- Work order:
Please take the records that follow and repeat exactly the lines starting with the line with "Task: relaxation of cell and atoms" and going on through the line with "Dipole correction: no".

┏━━
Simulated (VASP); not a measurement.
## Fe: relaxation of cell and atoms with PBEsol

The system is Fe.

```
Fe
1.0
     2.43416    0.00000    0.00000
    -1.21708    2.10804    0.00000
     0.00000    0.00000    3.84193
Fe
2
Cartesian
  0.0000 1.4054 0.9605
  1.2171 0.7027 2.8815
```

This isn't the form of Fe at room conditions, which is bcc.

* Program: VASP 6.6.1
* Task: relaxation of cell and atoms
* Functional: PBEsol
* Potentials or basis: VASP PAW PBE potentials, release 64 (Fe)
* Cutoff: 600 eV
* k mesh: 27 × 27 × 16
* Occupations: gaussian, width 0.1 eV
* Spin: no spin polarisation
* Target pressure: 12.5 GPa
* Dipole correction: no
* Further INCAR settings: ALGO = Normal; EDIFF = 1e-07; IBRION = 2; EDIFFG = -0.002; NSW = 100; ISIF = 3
┗━━

- Exercise solution:
* Task: relaxation of cell and atoms
* Functional: PBEsol
* Potentials or basis: VASP PAW PBE potentials, release 64 (Fe)
* Cutoff: 600 eV
* k mesh: 27 × 27 × 16
* Occupations: gaussian, width 0.1 eV
* Spin: no spin polarisation
* Target pressure: 12.5 GPa
* Dipole correction: no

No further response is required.